> [Work item]:
Extract each line of the data below exactly as written.

> [Records supplied]:

<<<<

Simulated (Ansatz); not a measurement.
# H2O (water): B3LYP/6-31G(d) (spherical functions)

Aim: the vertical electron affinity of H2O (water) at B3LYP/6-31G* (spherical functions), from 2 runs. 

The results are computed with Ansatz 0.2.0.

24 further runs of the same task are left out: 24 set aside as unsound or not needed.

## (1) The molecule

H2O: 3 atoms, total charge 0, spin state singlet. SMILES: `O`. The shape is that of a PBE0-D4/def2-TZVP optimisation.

>>>>

> [Written solution]:
Simulated (Ansatz); not a measurement.
# H2O (water): B3LYP/6-31G(d) (spherical functions)

Aim: the vertical electron affinity of H2O (water) at B3LYP/6-31G* (spherical functions), from 2 runs. 

The results are computed with Ansatz 0.2.0.

24 further runs of the same task are left out: 24 set aside as unsound or not needed.

## (1) The molecule

H2O: 3 atoms, total charge 0, spin state singlet. SMILES: `O`. The shape is that of a PBE0-D4/def2-TZVP optimisation.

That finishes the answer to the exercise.